* Work instruction: Exactly as they stand, set down the following records once more.

Supplied entries Start Marker
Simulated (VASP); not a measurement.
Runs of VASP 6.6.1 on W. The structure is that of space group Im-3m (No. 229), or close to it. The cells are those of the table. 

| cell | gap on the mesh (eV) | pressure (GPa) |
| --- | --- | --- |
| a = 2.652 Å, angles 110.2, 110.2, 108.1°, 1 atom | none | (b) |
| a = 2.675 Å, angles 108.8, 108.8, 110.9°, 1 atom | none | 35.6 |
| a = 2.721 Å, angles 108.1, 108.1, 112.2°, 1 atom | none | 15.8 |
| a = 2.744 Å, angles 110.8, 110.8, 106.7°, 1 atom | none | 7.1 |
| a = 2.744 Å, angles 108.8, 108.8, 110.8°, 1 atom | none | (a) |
Supplied entries End Marker

* Answer area:
Simulated (VASP); not a measurement.
Runs of VASP 6.6.1 on W. The structure is that of space group Im-3m (No. 229), or close to it. The cells are those of the table. 

| cell | gap on the mesh (eV) | pressure (GPa) |
| --- | --- | --- |
| a = 2.652 Å, angles 110.2, 110.2, 108.1°, 1 atom | none | (b) |
| a = 2.675 Å, angles 108.8, 108.8, 110.9°, 1 atom | none | 35.6 |
| a = 2.721 Å, angles 108.1, 108.1, 112.2°, 1 atom | none | 15.8 |
| a = 2.744 Å, angles 110.8, 110.8, 106.7°, 1 atom | none | 7.1 |
| a = 2.744 Å, angles 108.8, 108.8, 110.8°, 1 atom | none | (a) |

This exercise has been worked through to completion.